• [REQUIREMENT]
Print the records below from the first line through the line containing "Base method: PBEsol, default", both included, word for word.

(INFORMATION SHOWN)
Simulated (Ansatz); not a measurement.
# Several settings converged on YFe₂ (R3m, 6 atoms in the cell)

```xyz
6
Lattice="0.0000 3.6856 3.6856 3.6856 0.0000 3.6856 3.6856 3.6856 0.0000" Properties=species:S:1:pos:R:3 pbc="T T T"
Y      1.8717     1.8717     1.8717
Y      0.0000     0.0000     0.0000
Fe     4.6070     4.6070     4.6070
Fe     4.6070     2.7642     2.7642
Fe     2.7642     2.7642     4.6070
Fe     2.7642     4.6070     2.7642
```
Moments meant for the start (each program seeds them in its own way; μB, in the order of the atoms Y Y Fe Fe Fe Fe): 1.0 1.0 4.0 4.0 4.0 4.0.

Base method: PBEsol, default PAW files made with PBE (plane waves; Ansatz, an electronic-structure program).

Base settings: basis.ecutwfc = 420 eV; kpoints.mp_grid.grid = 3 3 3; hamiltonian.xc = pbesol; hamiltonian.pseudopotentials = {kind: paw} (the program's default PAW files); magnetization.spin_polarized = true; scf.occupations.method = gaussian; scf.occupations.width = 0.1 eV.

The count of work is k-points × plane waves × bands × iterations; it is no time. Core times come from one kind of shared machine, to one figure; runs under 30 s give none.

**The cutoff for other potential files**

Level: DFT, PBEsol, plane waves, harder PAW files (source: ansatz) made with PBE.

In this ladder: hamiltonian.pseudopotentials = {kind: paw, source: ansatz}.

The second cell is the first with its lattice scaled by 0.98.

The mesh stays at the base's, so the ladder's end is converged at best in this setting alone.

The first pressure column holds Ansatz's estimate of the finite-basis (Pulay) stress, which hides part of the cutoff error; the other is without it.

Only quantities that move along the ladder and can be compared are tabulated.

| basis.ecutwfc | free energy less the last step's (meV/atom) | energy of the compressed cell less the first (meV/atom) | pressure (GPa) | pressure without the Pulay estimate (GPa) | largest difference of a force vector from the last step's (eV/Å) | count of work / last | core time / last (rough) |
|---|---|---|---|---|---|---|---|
(End INFORMATION SHOWN)

• [ANSWER AREA]
Simulated (Ansatz); not a measurement.
# Several settings converged on YFe₂ (R3m, 6 atoms in the cell)

```xyz
6
Lattice="0.0000 3.6856 3.6856 3.6856 0.0000 3.6856 3.6856 3.6856 0.0000" Properties=species:S:1:pos:R:3 pbc="T T T"
Y      1.8717     1.8717     1.8717
Y      0.0000     0.0000     0.0000
Fe     4.6070     4.6070     4.6070
Fe     4.6070     2.7642     2.7642
Fe     2.7642     2.7642     4.6070
Fe     2.7642     4.6070     2.7642
```
Moments meant for the start (each program seeds them in its own way; μB, in the order of the atoms Y Y Fe Fe Fe Fe): 1.0 1.0 4.0 4.0 4.0 4.0.

Base method: PBEsol, default PAW files made with PBE (plane waves; Ansatz, an electronic-structure program).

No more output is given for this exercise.